++++ RECORDS PROVIDED

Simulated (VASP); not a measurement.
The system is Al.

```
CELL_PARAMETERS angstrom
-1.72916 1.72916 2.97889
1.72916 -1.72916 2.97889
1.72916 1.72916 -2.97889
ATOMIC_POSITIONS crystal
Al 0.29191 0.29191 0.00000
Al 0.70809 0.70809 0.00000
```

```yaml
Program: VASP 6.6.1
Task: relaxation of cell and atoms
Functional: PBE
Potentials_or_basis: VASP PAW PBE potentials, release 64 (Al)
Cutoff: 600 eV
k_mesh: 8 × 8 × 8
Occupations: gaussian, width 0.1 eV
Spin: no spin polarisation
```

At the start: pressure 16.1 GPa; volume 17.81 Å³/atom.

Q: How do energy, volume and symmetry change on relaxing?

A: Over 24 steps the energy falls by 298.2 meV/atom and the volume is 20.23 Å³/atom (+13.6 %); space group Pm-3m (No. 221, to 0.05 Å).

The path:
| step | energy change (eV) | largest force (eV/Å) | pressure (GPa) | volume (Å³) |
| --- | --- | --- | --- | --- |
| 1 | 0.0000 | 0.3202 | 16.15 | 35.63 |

++++++++

**TASK ITEM**
The full listing needs to be transcribed exactly.

**YOUR SOLUTION**
Simulated (VASP); not a measurement.
The system is Al.

```
CELL_PARAMETERS angstrom
-1.72916 1.72916 2.97889
1.72916 -1.72916 2.97889
1.72916 1.72916 -2.97889
ATOMIC_POSITIONS crystal
Al 0.29191 0.29191 0.00000
Al 0.70809 0.70809 0.00000
```

```yaml
Program: VASP 6.6.1
Task: relaxation of cell and atoms
Functional: PBE
Potentials_or_basis: VASP PAW PBE potentials, release 64 (Al)
Cutoff: 600 eV
k_mesh: 8 × 8 × 8
Occupations: gaussian, width 0.1 eV
Spin: no spin polarisation
```

At the start: pressure 16.1 GPa; volume 17.81 Å³/atom.

Q: How do energy, volume and symmetry change on relaxing?

A: Over 24 steps the energy falls by 298.2 meV/atom and the volume is 20.23 Å³/atom (+13.6 %); space group Pm-3m (No. 221, to 0.05 Å).

The path:
| step | energy change (eV) | largest force (eV/Å) | pressure (GPa) | volume (Å³) |
| --- | --- | --- | --- | --- |
| 1 | 0.0000 | 0.3202 | 16.15 | 35.63 |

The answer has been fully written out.